▸ Material supplied
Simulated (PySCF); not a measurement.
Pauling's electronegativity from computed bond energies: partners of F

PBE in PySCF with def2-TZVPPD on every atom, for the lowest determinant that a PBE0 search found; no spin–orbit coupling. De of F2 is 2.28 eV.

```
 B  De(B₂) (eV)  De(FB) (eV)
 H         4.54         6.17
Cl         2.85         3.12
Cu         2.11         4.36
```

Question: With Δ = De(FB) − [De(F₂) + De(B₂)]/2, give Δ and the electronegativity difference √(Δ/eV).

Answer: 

▸ Work instruction
Please copy out the preceding data in full, exactly as written.

▸ Reply
Simulated (PySCF); not a measurement.
Pauling's electronegativity from computed bond energies: partners of F

PBE in PySCF with def2-TZVPPD on every atom, for the lowest determinant that a PBE0 search found; no spin–orbit coupling. De of F2 is 2.28 eV.

```
 B  De(B₂) (eV)  De(FB) (eV)
 H         4.54         6.17
Cl         2.85         3.12
Cu         2.11         4.36
```

Question: With Δ = De(FB) − [De(F₂) + De(B₂)]/2, give Δ and the electronegativity difference √(Δ/eV).

Answer: 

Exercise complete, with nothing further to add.